● **Brief**: All of the entries need to be set down exactly as they read.

____________________
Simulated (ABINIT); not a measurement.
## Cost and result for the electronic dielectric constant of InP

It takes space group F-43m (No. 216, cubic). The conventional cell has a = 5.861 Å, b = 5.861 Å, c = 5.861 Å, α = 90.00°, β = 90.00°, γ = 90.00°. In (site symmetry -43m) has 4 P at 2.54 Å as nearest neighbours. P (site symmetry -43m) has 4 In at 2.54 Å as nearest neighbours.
____________________

● **Exercise output**:
Simulated (ABINIT); not a measurement.
## Cost and result for the electronic dielectric constant of InP

It takes space group F-43m (No. 216, cubic). The conventional cell has a = 5.861 Å, b = 5.861 Å, c = 5.861 Å, α = 90.00°, β = 90.00°, γ = 90.00°. In (site symmetry -43m) has 4 P at 2.54 Å as nearest neighbours. P (site symmetry -43m) has 4 In at 2.54 Å as nearest neighbours.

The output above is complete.